[Work order] Type out the listing again, exactly, with every line included.

[Provided material]
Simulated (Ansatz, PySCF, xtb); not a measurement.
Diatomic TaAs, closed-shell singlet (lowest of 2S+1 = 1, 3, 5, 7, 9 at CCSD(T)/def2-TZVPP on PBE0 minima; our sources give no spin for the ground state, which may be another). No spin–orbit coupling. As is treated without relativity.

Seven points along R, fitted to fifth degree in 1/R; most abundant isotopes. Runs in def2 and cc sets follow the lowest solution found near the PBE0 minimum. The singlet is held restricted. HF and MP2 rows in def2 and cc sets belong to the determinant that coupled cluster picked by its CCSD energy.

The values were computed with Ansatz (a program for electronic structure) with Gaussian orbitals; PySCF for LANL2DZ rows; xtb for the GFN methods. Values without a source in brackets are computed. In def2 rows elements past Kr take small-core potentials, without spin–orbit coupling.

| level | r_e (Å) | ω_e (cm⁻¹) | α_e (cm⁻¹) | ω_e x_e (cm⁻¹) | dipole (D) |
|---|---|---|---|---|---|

[Your solution]
Simulated (Ansatz, PySCF, xtb); not a measurement.
Diatomic TaAs, closed-shell singlet (lowest of 2S+1 = 1, 3, 5, 7, 9 at CCSD(T)/def2-TZVPP on PBE0 minima; our sources give no spin for the ground state, which may be another). No spin–orbit coupling. As is treated without relativity.

Seven points along R, fitted to fifth degree in 1/R; most abundant isotopes. Runs in def2 and cc sets follow the lowest solution found near the PBE0 minimum. The singlet is held restricted. HF and MP2 rows in def2 and cc sets belong to the determinant that coupled cluster picked by its CCSD energy.

The values were computed with Ansatz (a program for electronic structure) with Gaussian orbitals; PySCF for LANL2DZ rows; xtb for the GFN methods. Values without a source in brackets are computed. In def2 rows elements past Kr take small-core potentials, without spin–orbit coupling.

| level | r_e (Å) | ω_e (cm⁻¹) | α_e (cm⁻¹) | ω_e x_e (cm⁻¹) | dipole (D) |
|---|---|---|---|---|---|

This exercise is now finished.